★ ★ ★ ★
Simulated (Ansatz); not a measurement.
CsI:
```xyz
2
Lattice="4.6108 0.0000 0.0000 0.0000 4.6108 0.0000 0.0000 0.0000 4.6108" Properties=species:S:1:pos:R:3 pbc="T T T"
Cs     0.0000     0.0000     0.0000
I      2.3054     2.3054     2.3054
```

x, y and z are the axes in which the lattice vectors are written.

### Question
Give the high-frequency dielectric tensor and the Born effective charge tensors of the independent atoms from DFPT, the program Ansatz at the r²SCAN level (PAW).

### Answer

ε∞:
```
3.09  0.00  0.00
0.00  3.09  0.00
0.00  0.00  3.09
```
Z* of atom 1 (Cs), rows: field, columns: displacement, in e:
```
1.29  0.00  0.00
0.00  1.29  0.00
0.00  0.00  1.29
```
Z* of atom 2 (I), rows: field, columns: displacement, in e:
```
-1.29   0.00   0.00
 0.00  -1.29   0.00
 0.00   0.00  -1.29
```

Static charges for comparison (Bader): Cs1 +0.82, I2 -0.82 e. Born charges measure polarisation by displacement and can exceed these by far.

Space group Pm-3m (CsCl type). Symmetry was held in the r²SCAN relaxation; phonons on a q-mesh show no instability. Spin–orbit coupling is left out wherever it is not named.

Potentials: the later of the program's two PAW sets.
★ ★ ★ ★

▸ Work task
Please transcribe the data above without changes, from its first line to its "### Question" line, and leave out anything past that.

▸ Your response
Simulated (Ansatz); not a measurement.
CsI:
```xyz
2
Lattice="4.6108 0.0000 0.0000 0.0000 4.6108 0.0000 0.0000 0.0000 4.6108" Properties=species:S:1:pos:R:3 pbc="T T T"
Cs     0.0000     0.0000     0.0000
I      2.3054     2.3054     2.3054
```

x, y and z are the axes in which the lattice vectors are written.

### Question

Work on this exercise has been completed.